- Entries shown:
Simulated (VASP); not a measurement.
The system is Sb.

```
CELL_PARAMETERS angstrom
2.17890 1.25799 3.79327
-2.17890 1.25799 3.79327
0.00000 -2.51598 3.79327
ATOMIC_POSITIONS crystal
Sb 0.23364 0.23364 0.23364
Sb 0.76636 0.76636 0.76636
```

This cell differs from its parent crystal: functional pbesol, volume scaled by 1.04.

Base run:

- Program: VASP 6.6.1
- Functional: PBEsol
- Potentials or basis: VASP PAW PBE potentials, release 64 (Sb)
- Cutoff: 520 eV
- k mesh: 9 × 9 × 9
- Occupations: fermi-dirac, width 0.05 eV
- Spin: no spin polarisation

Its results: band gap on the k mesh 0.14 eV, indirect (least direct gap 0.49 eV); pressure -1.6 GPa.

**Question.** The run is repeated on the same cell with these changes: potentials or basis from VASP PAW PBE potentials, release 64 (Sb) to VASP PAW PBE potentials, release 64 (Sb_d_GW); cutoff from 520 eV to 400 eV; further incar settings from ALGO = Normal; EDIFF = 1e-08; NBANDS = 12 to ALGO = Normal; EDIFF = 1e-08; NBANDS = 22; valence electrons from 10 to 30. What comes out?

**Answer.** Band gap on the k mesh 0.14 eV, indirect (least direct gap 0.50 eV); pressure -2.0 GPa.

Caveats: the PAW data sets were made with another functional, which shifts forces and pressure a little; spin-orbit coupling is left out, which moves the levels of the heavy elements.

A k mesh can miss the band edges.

- Work order:
Start with the line above that contains "- Program: VASP 6.6.1" and stop after the line that contains "Its results: band". Output those lines exactly, and only those.

- Expected answer:
- Program: VASP 6.6.1
- Functional: PBEsol
- Potentials or basis: VASP PAW PBE potentials, release 64 (Sb)
- Cutoff: 520 eV
- k mesh: 9 × 9 × 9
- Occupations: fermi-dirac, width 0.05 eV
- Spin: no spin polarisation

Its results: band gap on the k mesh 0.14 eV, indirect (least direct gap 0.49 eV); pressure -1.6 GPa.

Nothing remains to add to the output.